**DATASET EXTRACT**
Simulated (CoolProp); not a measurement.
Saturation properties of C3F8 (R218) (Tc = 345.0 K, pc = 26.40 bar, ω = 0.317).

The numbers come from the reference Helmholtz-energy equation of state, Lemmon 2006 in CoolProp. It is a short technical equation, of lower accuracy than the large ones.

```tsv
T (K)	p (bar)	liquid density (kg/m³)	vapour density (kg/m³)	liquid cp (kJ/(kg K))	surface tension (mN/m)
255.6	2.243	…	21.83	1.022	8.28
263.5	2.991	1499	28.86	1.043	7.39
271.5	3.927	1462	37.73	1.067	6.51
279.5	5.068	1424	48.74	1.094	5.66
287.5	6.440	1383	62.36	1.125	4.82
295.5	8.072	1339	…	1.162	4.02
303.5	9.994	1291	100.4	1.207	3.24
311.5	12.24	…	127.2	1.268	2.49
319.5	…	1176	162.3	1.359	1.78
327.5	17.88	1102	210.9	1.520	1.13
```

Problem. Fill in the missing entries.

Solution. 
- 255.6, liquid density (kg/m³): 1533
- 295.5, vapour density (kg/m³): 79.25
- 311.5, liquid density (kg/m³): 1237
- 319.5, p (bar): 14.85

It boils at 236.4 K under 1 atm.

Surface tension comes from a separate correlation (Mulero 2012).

**ASSIGNMENT**
Up to and including the line with "Saturation properties of", output each line of the entries above exactly, starting from the first.

**RESULT**
Simulated (CoolProp); not a measurement.
Saturation properties of C3F8 (R218) (Tc = 345.0 K, pc = 26.40 bar, ω = 0.317).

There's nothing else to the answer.